** Opening Provided material block **

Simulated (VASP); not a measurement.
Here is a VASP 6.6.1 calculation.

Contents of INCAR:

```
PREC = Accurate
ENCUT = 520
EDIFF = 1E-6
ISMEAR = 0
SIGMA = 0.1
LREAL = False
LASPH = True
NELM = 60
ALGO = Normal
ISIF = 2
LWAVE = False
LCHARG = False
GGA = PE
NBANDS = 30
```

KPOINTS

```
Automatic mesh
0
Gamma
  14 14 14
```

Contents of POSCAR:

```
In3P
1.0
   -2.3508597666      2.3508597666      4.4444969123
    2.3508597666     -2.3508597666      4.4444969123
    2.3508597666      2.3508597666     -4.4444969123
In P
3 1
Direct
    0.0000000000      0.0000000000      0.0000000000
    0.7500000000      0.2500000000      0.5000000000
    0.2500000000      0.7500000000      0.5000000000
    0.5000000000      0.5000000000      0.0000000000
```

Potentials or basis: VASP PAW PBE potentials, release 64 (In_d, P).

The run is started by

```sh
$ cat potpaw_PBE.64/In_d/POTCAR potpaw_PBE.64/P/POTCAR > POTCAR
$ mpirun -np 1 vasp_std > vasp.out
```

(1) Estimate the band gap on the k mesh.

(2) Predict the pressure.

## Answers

** Closing Provided material block **

■ Work task:
Please give again the lines above between the line holding "Potentials or basis: VASP" and the line holding "(1) Estimate the band gap on the k mesh.", inclusive, exactly as they are and with nothing added.

■ Written solution:
Potentials or basis: VASP PAW PBE potentials, release 64 (In_d, P).

The run is started by

```sh
$ cat potpaw_PBE.64/In_d/POTCAR potpaw_PBE.64/P/POTCAR > POTCAR
$ mpirun -np 1 vasp_std > vasp.out
```

(1) Estimate the band gap on the k mesh.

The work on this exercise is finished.